**WORK TASK**
Every word of the listing should be reproduced without alteration.

**LISTED RECORDS**

######

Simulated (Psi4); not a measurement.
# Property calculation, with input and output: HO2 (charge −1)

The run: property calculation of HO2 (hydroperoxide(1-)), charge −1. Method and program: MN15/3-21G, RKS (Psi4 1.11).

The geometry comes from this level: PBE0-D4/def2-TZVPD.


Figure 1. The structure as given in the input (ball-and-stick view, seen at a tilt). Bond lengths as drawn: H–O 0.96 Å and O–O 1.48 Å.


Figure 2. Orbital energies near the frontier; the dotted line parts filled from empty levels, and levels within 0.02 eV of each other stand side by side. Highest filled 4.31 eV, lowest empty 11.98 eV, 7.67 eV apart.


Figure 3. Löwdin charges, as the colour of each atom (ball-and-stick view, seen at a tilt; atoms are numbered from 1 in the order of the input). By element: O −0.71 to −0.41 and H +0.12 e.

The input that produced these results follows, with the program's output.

######

**WRITTEN SOLUTION**
Simulated (Psi4); not a measurement.
# Property calculation, with input and output: HO2 (charge −1)

The run: property calculation of HO2 (hydroperoxide(1-)), charge −1. Method and program: MN15/3-21G, RKS (Psi4 1.11).

The geometry comes from this level: PBE0-D4/def2-TZVPD.


Figure 1. The structure as given in the input (ball-and-stick view, seen at a tilt). Bond lengths as drawn: H–O 0.96 Å and O–O 1.48 Å.


Figure 2. Orbital energies near the frontier; the dotted line parts filled from empty levels, and levels within 0.02 eV of each other stand side by side. Highest filled 4.31 eV, lowest empty 11.98 eV, 7.67 eV apart.


Figure 3. Löwdin charges, as the colour of each atom (ball-and-stick view, seen at a tilt; atoms are numbered from 1 in the order of the input). By element: O −0.71 to −0.41 and H +0.12 e.

The input that produced these results follows, with the program's output.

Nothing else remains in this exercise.